/---

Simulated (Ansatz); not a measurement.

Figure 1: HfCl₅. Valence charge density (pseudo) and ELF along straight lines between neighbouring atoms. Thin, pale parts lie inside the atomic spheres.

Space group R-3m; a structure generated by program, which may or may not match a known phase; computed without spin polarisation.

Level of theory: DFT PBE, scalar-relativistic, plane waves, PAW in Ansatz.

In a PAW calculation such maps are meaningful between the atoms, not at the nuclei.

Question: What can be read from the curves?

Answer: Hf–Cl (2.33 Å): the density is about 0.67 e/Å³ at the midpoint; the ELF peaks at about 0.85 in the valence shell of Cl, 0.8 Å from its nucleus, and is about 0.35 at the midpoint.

\---

Go through the data above from its first line and copy each line exactly, stopping once the line with "Question: What can be read from the curves?" has been copied.

Simulated (Ansatz); not a measurement.

Figure 1: HfCl₅. Valence charge density (pseudo) and ELF along straight lines between neighbouring atoms. Thin, pale parts lie inside the atomic spheres.

Space group R-3m; a structure generated by program, which may or may not match a known phase; computed without spin polarisation.

Level of theory: DFT PBE, scalar-relativistic, plane waves, PAW in Ansatz.

In a PAW calculation such maps are meaningful between the atoms, not at the nuclei.

Question: What can be read from the curves?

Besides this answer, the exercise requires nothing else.